WORK TASK:
Each entry should be quoted word for word, including every mark of punctuation.

DATA SUPPLIED:
'''

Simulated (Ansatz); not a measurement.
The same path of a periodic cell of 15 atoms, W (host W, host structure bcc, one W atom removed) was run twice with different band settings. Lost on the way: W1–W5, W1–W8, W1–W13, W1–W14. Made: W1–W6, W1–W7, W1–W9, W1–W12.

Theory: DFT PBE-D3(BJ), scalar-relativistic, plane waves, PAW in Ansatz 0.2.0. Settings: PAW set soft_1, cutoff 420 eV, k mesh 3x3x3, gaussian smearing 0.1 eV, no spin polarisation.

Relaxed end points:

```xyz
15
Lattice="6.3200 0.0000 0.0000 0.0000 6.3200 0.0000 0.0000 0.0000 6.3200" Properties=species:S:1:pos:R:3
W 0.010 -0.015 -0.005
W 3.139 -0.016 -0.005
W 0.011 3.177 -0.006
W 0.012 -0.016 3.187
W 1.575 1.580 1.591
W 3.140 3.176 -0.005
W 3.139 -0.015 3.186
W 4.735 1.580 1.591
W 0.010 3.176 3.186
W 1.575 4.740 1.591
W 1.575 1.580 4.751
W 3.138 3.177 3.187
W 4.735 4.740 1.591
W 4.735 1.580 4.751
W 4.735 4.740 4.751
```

'''

RESPONSE AREA:
Simulated (Ansatz); not a measurement.
The same path of a periodic cell of 15 atoms, W (host W, host structure bcc, one W atom removed) was run twice with different band settings. Lost on the way: W1–W5, W1–W8, W1–W13, W1–W14. Made: W1–W6, W1–W7, W1–W9, W1–W12.

Theory: DFT PBE-D3(BJ), scalar-relativistic, plane waves, PAW in Ansatz 0.2.0. Settings: PAW set soft_1, cutoff 420 eV, k mesh 3x3x3, gaussian smearing 0.1 eV, no spin polarisation.

Relaxed end points:

```xyz
15
Lattice="6.3200 0.0000 0.0000 0.0000 6.3200 0.0000 0.0000 0.0000 6.3200" Properties=species:S:1:pos:R:3
W 0.010 -0.015 -0.005
W 3.139 -0.016 -0.005
W 0.011 3.177 -0.006
W 0.012 -0.016 3.187
W 1.575 1.580 1.591
W 3.140 3.176 -0.005
W 3.139 -0.015 3.186
W 4.735 1.580 1.591
W 0.010 3.176 3.186
W 1.575 4.740 1.591
W 1.575 1.580 4.751
W 3.138 3.177 3.187
W 4.735 4.740 1.591
W 4.735 1.580 4.751
W 4.735 4.740 4.751
```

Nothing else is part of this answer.